REQUIRED ACTION: Return every line of the listing below, unchanged, from its first line to the line holding "- Potentials or", that line included.

AVAILABLE DATA:
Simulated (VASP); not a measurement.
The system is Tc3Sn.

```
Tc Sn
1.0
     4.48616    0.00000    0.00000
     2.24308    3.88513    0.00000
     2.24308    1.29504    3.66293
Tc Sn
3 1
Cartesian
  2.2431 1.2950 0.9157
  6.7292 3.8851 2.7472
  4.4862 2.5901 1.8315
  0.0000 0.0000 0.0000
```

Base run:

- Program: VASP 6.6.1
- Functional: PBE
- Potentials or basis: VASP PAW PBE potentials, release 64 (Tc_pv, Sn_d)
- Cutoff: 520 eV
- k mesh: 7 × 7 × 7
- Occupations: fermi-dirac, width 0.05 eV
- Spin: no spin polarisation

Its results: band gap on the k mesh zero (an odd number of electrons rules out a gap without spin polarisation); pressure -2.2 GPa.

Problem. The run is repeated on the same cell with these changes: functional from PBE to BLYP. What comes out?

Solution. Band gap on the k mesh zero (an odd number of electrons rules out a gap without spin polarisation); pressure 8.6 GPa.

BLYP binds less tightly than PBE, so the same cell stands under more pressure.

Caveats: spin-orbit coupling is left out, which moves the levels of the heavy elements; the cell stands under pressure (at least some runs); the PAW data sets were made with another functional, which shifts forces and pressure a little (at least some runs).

REPLY:
Simulated (VASP); not a measurement.
The system is Tc3Sn.

```
Tc Sn
1.0
     4.48616    0.00000    0.00000
     2.24308    3.88513    0.00000
     2.24308    1.29504    3.66293
Tc Sn
3 1
Cartesian
  2.2431 1.2950 0.9157
  6.7292 3.8851 2.7472
  4.4862 2.5901 1.8315
  0.0000 0.0000 0.0000
```

Base run:

- Program: VASP 6.6.1
- Functional: PBE
- Potentials or basis: VASP PAW PBE potentials, release 64 (Tc_pv, Sn_d)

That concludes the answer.